Repeat exactly the lines from the start of the records below through the line that contains "C4–C3–H9 | 112.7 |", including both.

=== SUPPLIED ENTRIES ===
******************************

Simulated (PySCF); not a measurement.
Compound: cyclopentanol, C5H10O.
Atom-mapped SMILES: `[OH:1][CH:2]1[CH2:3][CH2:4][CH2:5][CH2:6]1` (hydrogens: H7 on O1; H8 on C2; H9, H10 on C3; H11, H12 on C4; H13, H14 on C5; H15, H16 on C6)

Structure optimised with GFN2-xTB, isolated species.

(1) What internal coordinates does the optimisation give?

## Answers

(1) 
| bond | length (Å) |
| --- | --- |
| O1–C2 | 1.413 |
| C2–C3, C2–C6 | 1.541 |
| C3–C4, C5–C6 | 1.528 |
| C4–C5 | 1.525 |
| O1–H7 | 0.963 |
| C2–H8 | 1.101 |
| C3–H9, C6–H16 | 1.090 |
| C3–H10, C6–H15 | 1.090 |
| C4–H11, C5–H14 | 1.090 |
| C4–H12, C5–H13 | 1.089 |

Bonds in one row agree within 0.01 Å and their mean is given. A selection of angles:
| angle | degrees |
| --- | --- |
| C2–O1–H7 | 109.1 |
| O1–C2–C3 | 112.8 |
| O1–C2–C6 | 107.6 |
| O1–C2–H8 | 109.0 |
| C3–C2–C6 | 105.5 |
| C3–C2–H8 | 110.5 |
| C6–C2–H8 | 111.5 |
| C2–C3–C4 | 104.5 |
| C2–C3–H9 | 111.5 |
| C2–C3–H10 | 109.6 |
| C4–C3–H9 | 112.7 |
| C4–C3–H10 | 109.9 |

******************************

=== ANSWER SECTION ===
Simulated (PySCF); not a measurement.
Compound: cyclopentanol, C5H10O.
Atom-mapped SMILES: `[OH:1][CH:2]1[CH2:3][CH2:4][CH2:5][CH2:6]1` (hydrogens: H7 on O1; H8 on C2; H9, H10 on C3; H11, H12 on C4; H13, H14 on C5; H15, H16 on C6)

Structure optimised with GFN2-xTB, isolated species.

(1) What internal coordinates does the optimisation give?

## Answers

(1) 
| bond | length (Å) |
| --- | --- |
| O1–C2 | 1.413 |
| C2–C3, C2–C6 | 1.541 |
| C3–C4, C5–C6 | 1.528 |
| C4–C5 | 1.525 |
| O1–H7 | 0.963 |
| C2–H8 | 1.101 |
| C3–H9, C6–H16 | 1.090 |
| C3–H10, C6–H15 | 1.090 |
| C4–H11, C5–H14 | 1.090 |
| C4–H12, C5–H13 | 1.089 |

Bonds in one row agree within 0.01 Å and their mean is given. A selection of angles:
| angle | degrees |
| --- | --- |
| C2–O1–H7 | 109.1 |
| O1–C2–C3 | 112.8 |
| O1–C2–C6 | 107.6 |
| O1–C2–H8 | 109.0 |
| C3–C2–C6 | 105.5 |
| C3–C2–H8 | 110.5 |
| C6–C2–H8 | 111.5 |
| C2–C3–C4 | 104.5 |
| C2–C3–H9 | 111.5 |
| C2–C3–H10 | 109.6 |
| C4–C3–H9 | 112.7 |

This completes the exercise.